• TASK ITEM: Copy nothing but the lines below running from the line containing "The cell comes" through the line containing "LDA binds more", both end lines included.

• DATA LISTING:
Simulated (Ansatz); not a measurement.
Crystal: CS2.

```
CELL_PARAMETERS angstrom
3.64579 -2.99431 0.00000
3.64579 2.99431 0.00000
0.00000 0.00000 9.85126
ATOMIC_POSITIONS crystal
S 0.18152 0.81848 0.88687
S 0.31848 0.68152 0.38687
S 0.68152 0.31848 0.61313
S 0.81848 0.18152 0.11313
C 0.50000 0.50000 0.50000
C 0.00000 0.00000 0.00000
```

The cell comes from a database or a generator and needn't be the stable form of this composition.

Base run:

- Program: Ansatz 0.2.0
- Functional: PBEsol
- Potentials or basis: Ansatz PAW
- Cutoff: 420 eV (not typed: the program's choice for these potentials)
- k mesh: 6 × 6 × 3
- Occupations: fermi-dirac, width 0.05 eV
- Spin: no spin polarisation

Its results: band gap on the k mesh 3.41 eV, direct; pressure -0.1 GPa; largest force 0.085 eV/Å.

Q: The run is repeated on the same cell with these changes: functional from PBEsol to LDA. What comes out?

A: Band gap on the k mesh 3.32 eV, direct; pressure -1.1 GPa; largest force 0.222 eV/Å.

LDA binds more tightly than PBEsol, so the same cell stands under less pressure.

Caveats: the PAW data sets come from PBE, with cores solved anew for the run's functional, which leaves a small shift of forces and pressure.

• EXERCISE OUTPUT:
The cell comes from a database or a generator and needn't be the stable form of this composition.

Base run:

- Program: Ansatz 0.2.0
- Functional: PBEsol
- Potentials or basis: Ansatz PAW
- Cutoff: 420 eV (not typed: the program's choice for these potentials)
- k mesh: 6 × 6 × 3
- Occupations: fermi-dirac, width 0.05 eV
- Spin: no spin polarisation

Its results: band gap on the k mesh 3.41 eV, direct; pressure -0.1 GPa; largest force 0.085 eV/Å.

Q: The run is repeated on the same cell with these changes: functional from PBEsol to LDA. What comes out?

A: Band gap on the k mesh 3.32 eV, direct; pressure -1.1 GPa; largest force 0.222 eV/Å.

LDA binds more tightly than PBEsol, so the same cell stands under less pressure.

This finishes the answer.